*** Block opens ***

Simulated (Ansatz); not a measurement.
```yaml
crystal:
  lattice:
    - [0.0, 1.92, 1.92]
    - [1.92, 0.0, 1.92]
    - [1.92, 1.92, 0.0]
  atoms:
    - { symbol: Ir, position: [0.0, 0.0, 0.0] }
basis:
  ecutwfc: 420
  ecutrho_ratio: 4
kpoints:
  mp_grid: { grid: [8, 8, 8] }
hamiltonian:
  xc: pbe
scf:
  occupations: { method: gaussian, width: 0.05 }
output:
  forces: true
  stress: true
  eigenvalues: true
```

*** Block closes ***

Reproduce the listing exactly, leaving nothing out.

Simulated (Ansatz); not a measurement.
```yaml
crystal:
  lattice:
    - [0.0, 1.92, 1.92]
    - [1.92, 0.0, 1.92]
    - [1.92, 1.92, 0.0]
  atoms:
    - { symbol: Ir, position: [0.0, 0.0, 0.0] }
basis:
  ecutwfc: 420
  ecutrho_ratio: 4
kpoints:
  mp_grid: { grid: [8, 8, 8] }
hamiltonian:
  xc: pbe
scf:
  occupations: { method: gaussian, width: 0.05 }
output:
  forces: true
  stress: true
  eigenvalues: true
```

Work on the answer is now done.